Work item: Somewhere below, one line contains "Periodic cell of" and a later line contains "density cutoff ratio: 4". Output those two lines and everything between them exactly, and nothing else.

Provided records:
※
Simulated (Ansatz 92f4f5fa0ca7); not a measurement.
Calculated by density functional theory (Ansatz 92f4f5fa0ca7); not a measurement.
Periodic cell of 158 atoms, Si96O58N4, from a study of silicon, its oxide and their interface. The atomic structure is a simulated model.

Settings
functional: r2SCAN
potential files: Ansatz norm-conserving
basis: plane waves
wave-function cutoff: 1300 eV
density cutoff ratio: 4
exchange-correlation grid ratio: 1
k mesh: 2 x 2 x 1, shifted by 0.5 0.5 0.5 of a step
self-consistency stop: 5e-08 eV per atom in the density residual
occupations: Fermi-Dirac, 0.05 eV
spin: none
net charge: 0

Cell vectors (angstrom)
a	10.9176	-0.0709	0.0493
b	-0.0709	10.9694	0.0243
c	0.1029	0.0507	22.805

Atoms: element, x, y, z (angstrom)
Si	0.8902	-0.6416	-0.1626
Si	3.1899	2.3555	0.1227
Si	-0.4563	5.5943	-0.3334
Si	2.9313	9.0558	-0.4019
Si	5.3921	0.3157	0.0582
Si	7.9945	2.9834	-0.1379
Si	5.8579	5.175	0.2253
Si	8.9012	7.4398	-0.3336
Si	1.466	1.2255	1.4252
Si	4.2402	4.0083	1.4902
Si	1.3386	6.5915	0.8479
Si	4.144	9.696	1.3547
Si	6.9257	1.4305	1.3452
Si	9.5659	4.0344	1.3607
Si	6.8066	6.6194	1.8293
※

Task solution:
Periodic cell of 158 atoms, Si96O58N4, from a study of silicon, its oxide and their interface. The atomic structure is a simulated model.

Settings
functional: r2SCAN
potential files: Ansatz norm-conserving
basis: plane waves
wave-function cutoff: 1300 eV
density cutoff ratio: 4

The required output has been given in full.